▶ [Work request]
Some entries follow. Reproduce exactly the lines starting at the one with "In the def2" and stopping after the one with "Where does the spin sit?".

▶ [Recorded information]
== Segment start ==

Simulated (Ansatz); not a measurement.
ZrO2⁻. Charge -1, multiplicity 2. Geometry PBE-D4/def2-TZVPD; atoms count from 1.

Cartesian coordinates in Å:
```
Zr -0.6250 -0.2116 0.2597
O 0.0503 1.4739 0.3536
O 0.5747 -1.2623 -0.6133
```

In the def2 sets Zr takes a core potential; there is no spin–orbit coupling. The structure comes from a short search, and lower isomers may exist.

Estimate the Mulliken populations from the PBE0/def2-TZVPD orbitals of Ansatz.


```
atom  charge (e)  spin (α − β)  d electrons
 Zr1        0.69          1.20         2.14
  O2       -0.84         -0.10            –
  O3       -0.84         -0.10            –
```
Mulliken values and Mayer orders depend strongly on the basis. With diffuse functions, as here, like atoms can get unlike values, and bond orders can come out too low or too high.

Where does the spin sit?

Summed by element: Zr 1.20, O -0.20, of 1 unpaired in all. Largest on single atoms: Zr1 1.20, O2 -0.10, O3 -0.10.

== Segment end ==

▶ [Answer space]
In the def2 sets Zr takes a core potential; there is no spin–orbit coupling. The structure comes from a short search, and lower isomers may exist.

Estimate the Mulliken populations from the PBE0/def2-TZVPD orbitals of Ansatz.


```
atom  charge (e)  spin (α − β)  d electrons
 Zr1        0.69          1.20         2.14
  O2       -0.84         -0.10            –
  O3       -0.84         -0.10            –
```
Mulliken values and Mayer orders depend strongly on the basis. With diffuse functions, as here, like atoms can get unlike values, and bond orders can come out too low or too high.

Where does the spin sit?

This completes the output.